Assigned task
I need the lines below from the one with "Problem. Which quantity is mapped?" down to the one with "(D) an orbital amplitude" reproduced exactly, both ends included, and nothing else.

Information given
....
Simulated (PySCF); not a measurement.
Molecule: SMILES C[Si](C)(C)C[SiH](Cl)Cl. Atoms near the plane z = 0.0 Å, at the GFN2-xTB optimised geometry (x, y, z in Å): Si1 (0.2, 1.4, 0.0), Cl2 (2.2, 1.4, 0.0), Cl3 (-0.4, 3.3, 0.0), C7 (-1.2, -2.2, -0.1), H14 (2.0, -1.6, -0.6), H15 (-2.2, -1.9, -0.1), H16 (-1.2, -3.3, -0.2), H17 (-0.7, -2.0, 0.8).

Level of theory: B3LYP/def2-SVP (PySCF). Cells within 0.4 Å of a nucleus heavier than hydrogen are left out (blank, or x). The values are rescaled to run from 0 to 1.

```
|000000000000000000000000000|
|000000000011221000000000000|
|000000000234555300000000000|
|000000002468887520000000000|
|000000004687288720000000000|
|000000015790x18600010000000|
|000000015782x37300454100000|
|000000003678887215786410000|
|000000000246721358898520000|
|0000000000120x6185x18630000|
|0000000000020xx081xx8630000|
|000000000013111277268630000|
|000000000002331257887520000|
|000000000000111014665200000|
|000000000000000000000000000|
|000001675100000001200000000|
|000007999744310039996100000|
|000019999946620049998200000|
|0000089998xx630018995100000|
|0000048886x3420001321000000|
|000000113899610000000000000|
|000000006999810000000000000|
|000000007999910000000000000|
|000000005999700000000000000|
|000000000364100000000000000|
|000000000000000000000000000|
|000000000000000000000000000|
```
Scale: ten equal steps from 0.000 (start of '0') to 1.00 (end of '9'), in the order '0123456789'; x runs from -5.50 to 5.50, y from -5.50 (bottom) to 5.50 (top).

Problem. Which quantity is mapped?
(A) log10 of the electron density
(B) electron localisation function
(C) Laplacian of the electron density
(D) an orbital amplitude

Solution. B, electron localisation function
....

Answer section
Problem. Which quantity is mapped?
(A) log10 of the electron density
(B) electron localisation function
(C) Laplacian of the electron density
(D) an orbital amplitude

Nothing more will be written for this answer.